Requirement. Would you please copy the part of the material below that opens with the line containing "A run of VASP" and closes with the line containing "Potentials or basis: VASP"? Copy it exactly, and only it.

Extracted entries.
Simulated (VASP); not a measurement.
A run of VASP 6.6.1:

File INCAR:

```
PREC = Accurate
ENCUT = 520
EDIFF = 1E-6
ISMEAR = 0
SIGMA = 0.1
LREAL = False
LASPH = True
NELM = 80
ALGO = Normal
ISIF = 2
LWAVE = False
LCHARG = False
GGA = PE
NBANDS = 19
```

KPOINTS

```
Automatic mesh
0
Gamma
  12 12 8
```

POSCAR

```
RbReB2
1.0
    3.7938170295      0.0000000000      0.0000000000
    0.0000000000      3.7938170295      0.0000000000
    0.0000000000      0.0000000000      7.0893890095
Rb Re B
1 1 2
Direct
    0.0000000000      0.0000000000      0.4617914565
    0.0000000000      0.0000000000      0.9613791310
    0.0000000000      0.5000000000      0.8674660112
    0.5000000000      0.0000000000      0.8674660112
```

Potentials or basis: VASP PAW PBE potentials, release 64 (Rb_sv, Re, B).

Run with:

Reply.
A run of VASP 6.6.1:

File INCAR:

```
PREC = Accurate
ENCUT = 520
EDIFF = 1E-6
ISMEAR = 0
SIGMA = 0.1
LREAL = False
LASPH = True
NELM = 80
ALGO = Normal
ISIF = 2
LWAVE = False
LCHARG = False
GGA = PE
NBANDS = 19
```

KPOINTS

```
Automatic mesh
0
Gamma
  12 12 8
```

POSCAR

```
RbReB2
1.0
    3.7938170295      0.0000000000      0.0000000000
    0.0000000000      3.7938170295      0.0000000000
    0.0000000000      0.0000000000      7.0893890095
Rb Re B
1 1 2
Direct
    0.0000000000      0.0000000000      0.4617914565
    0.0000000000      0.0000000000      0.9613791310
    0.0000000000      0.5000000000      0.8674660112
    0.5000000000      0.0000000000      0.8674660112
```

Potentials or basis: VASP PAW PBE potentials, release 64 (Rb_sv, Re, B).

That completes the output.